*** Opening Study material ***

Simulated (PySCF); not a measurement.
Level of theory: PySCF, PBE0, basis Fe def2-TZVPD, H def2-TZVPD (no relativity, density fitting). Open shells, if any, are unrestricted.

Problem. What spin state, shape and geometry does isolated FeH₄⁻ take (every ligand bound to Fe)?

*** Closing Study material ***

Each record is to be retyped exactly as it appears.

Simulated (PySCF); not a measurement.
Level of theory: PySCF, PBE0, basis Fe def2-TZVPD, H def2-TZVPD (no relativity, density fitting). Open shells, if any, are unrestricted.

Problem. What spin state, shape and geometry does isolated FeH₄⁻ take (every ligand bound to Fe)?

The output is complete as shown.